### DATA
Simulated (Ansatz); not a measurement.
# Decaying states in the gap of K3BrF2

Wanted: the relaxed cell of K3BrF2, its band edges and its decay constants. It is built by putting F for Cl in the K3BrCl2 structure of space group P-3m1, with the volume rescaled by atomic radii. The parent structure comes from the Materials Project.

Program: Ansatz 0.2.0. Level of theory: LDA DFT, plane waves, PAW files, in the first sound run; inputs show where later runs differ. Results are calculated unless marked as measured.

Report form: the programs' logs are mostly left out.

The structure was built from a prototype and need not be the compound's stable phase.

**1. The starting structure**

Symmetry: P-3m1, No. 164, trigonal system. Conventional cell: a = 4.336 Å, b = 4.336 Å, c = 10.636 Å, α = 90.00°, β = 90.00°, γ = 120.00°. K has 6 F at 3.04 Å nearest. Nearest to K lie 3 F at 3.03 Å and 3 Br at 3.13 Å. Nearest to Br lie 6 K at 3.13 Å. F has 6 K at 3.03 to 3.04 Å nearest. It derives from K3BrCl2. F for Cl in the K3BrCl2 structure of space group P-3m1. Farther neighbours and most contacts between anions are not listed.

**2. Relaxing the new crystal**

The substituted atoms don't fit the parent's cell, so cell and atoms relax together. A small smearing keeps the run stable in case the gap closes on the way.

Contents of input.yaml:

### ACTIVITY
From the listing above, output exactly the run of lines that starts with the line containing "# Decaying states in the gap of K3BrF2" and ends with the line containing "The substituted atoms".

### EXERCISE SOLUTION
# Decaying states in the gap of K3BrF2

Wanted: the relaxed cell of K3BrF2, its band edges and its decay constants. It is built by putting F for Cl in the K3BrCl2 structure of space group P-3m1, with the volume rescaled by atomic radii. The parent structure comes from the Materials Project.

Program: Ansatz 0.2.0. Level of theory: LDA DFT, plane waves, PAW files, in the first sound run; inputs show where later runs differ. Results are calculated unless marked as measured.

Report form: the programs' logs are mostly left out.

The structure was built from a prototype and need not be the compound's stable phase.

**1. The starting structure**

Symmetry: P-3m1, No. 164, trigonal system. Conventional cell: a = 4.336 Å, b = 4.336 Å, c = 10.636 Å, α = 90.00°, β = 90.00°, γ = 120.00°. K has 6 F at 3.04 Å nearest. Nearest to K lie 3 F at 3.03 Å and 3 Br at 3.13 Å. Nearest to Br lie 6 K at 3.13 Å. F has 6 K at 3.03 to 3.04 Å nearest. It derives from K3BrCl2. F for Cl in the K3BrCl2 structure of space group P-3m1. Farther neighbours and most contacts between anions are not listed.

**2. Relaxing the new crystal**

The substituted atoms don't fit the parent's cell, so cell and atoms relax together. A small smearing keeps the run stable in case the gap closes on the way.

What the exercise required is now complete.